Task item: Output a verbatim copy of the data, cut off after the line that contains "Simulated X-ray rotation".

Entries provided:
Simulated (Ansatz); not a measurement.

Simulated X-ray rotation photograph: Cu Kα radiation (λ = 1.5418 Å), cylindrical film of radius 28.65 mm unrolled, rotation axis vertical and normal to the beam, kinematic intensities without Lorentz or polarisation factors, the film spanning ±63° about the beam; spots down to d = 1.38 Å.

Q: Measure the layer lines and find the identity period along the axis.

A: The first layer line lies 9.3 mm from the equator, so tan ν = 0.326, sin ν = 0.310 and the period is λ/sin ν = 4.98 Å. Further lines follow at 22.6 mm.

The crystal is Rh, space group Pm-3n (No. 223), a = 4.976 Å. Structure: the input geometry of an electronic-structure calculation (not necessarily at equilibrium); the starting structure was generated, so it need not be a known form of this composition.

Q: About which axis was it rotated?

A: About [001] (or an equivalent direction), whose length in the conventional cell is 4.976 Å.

Response box:
Simulated (Ansatz); not a measurement.

Simulated X-ray rotation photograph: Cu Kα radiation (λ = 1.5418 Å), cylindrical film of radius 28.65 mm unrolled, rotation axis vertical and normal to the beam, kinematic intensities without Lorentz or polarisation factors, the film spanning ±63° about the beam; spots down to d = 1.38 Å.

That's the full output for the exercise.